WORK TASK: Give back exactly the lines of the data below, starting with the line that has "- k mesh: 9 × 9 × 9" and going on through the line that has "Q: Where does the relaxation end?".

DATASET RECORDS START
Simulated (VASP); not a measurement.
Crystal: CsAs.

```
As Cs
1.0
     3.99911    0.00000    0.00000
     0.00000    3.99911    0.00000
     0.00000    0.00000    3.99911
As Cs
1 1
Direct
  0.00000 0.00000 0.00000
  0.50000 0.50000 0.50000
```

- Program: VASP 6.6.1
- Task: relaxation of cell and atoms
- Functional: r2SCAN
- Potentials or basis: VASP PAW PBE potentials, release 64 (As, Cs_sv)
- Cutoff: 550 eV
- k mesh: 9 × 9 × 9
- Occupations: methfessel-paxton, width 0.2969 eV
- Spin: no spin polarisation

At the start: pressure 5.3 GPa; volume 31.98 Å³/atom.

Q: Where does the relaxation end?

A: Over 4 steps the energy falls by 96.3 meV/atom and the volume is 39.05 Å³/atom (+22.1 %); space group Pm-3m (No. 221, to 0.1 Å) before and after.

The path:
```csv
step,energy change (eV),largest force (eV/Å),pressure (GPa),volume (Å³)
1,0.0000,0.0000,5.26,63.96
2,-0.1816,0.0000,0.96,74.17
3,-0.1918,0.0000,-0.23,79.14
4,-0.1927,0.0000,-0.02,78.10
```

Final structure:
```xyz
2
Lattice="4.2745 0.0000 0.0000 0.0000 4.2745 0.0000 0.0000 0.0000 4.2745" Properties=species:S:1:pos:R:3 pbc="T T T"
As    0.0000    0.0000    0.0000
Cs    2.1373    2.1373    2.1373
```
DATASET RECORDS END

WRITTEN ANSWER:
- k mesh: 9 × 9 × 9
- Occupations: methfessel-paxton, width 0.2969 eV
- Spin: no spin polarisation

At the start: pressure 5.3 GPa; volume 31.98 Å³/atom.

Q: Where does the relaxation end?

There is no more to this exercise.